- Task item -
Once you have read the entries below, write them all out again exactly.

★ ★ ★

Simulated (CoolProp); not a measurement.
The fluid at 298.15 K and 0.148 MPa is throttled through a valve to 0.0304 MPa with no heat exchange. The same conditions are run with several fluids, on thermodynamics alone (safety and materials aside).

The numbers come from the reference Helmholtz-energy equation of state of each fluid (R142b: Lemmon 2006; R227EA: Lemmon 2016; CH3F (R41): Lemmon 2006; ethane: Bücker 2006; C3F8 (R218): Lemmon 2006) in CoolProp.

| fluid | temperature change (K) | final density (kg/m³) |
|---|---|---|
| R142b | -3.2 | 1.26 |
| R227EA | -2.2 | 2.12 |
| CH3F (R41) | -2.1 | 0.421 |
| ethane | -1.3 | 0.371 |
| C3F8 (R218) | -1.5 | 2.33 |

★ ★ ★

- Task response -
Simulated (CoolProp); not a measurement.
The fluid at 298.15 K and 0.148 MPa is throttled through a valve to 0.0304 MPa with no heat exchange. The same conditions are run with several fluids, on thermodynamics alone (safety and materials aside).

The numbers come from the reference Helmholtz-energy equation of state of each fluid (R142b: Lemmon 2006; R227EA: Lemmon 2016; CH3F (R41): Lemmon 2006; ethane: Bücker 2006; C3F8 (R218): Lemmon 2006) in CoolProp.

| fluid | temperature change (K) | final density (kg/m³) |
|---|---|---|
| R142b | -3.2 | 1.26 |
| R227EA | -2.2 | 2.12 |
| CH3F (R41) | -2.1 | 0.421 |
| ethane | -1.3 | 0.371 |
| C3F8 (R218) | -1.5 | 2.33 |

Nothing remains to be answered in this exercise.